(Dataset records)
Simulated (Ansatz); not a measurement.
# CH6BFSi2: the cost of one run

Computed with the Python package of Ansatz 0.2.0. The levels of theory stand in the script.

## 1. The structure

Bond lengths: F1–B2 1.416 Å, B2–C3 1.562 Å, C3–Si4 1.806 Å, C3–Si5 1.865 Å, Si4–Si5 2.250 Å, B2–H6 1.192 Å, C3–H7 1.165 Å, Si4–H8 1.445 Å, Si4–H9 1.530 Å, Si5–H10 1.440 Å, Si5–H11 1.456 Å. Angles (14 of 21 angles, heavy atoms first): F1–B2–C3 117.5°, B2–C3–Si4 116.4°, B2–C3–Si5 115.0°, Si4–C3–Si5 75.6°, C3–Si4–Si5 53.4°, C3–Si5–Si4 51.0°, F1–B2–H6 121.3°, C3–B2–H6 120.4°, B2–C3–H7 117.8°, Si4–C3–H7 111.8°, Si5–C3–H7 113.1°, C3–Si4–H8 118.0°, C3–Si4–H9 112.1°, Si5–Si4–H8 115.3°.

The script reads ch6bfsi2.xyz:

(Work task)
Return, please, the lines of the data from the first through the line containing "Bond lengths: F1–B2", both kept, exactly as they stand and nothing more.

(Task response)
Simulated (Ansatz); not a measurement.
# CH6BFSi2: the cost of one run

Computed with the Python package of Ansatz 0.2.0. The levels of theory stand in the script.

## 1. The structure

Bond lengths: F1–B2 1.416 Å, B2–C3 1.562 Å, C3–Si4 1.806 Å, C3–Si5 1.865 Å, Si4–Si5 2.250 Å, B2–H6 1.192 Å, C3–H7 1.165 Å, Si4–H8 1.445 Å, Si4–H9 1.530 Å, Si5–H10 1.440 Å, Si5–H11 1.456 Å. Angles (14 of 21 angles, heavy atoms first): F1–B2–C3 117.5°, B2–C3–Si4 116.4°, B2–C3–Si5 115.0°, Si4–C3–Si5 75.6°, C3–Si4–Si5 53.4°, C3–Si5–Si4 51.0°, F1–B2–H6 121.3°, C3–B2–H6 120.4°, B2–C3–H7 117.8°, Si4–C3–H7 111.8°, Si5–C3–H7 113.1°, C3–Si4–H8 118.0°, C3–Si4–H9 112.1°, Si5–Si4–H8 115.3°.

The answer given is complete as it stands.